## WORK INSTRUCTION
Only certain lines below are wanted: those starting at the line containing "Its results: band" and ending at the line containing "The run is repeated", both included, each retyped exactly.

## SOURCE INFORMATION
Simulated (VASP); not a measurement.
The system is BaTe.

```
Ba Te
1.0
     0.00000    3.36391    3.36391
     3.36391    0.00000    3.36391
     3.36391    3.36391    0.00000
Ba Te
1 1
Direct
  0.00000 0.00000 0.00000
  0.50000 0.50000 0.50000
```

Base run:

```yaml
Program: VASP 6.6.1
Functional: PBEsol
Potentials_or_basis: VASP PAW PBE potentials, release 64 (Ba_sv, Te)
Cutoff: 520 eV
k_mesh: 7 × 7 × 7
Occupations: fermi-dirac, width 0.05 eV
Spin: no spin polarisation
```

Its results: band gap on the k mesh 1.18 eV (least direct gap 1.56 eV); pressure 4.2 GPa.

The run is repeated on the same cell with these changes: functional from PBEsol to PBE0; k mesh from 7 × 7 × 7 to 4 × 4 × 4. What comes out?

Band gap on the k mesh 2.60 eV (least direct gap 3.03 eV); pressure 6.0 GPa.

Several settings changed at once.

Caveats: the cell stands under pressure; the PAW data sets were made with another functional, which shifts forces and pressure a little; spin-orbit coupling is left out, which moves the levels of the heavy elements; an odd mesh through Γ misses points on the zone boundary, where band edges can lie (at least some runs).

## ANSWER SPACE
Its results: band gap on the k mesh 1.18 eV (least direct gap 1.56 eV); pressure 4.2 GPa.

The run is repeated on the same cell with these changes: functional from PBEsol to PBE0; k mesh from 7 × 7 × 7 to 4 × 4 × 4. What comes out?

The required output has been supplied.